• **Work instruction**:
Give back all of the data unchanged. Keep every word as it is.

##### Data #####

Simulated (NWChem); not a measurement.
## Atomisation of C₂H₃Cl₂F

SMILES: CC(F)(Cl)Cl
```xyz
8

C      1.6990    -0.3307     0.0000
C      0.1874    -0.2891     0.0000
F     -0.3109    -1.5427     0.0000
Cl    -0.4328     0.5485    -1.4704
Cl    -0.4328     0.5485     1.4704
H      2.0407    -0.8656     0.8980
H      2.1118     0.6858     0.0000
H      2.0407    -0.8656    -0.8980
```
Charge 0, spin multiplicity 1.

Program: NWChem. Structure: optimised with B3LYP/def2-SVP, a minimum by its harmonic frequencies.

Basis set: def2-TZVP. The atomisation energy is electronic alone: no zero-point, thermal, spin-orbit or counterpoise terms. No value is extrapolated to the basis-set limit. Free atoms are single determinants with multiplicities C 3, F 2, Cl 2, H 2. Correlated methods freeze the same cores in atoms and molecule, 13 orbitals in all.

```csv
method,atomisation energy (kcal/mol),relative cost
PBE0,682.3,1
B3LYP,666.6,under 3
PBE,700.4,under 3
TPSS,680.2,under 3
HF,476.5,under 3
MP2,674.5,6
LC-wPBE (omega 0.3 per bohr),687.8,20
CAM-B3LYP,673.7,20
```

#####

• **Exercise solution**:
Simulated (NWChem); not a measurement.
## Atomisation of C₂H₃Cl₂F

SMILES: CC(F)(Cl)Cl
```xyz
8

C      1.6990    -0.3307     0.0000
C      0.1874    -0.2891     0.0000
F     -0.3109    -1.5427     0.0000
Cl    -0.4328     0.5485    -1.4704
Cl    -0.4328     0.5485     1.4704
H      2.0407    -0.8656     0.8980
H      2.1118     0.6858     0.0000
H      2.0407    -0.8656    -0.8980
```
Charge 0, spin multiplicity 1.

Program: NWChem. Structure: optimised with B3LYP/def2-SVP, a minimum by its harmonic frequencies.

Basis set: def2-TZVP. The atomisation energy is electronic alone: no zero-point, thermal, spin-orbit or counterpoise terms. No value is extrapolated to the basis-set limit. Free atoms are single determinants with multiplicities C 3, F 2, Cl 2, H 2. Correlated methods freeze the same cores in atoms and molecule, 13 orbitals in all.

```csv
method,atomisation energy (kcal/mol),relative cost
PBE0,682.3,1
B3LYP,666.6,under 3
PBE,700.4,under 3
TPSS,680.2,under 3
HF,476.5,under 3
MP2,674.5,6
LC-wPBE (omega 0.3 per bohr),687.8,20
CAM-B3LYP,673.7,20
```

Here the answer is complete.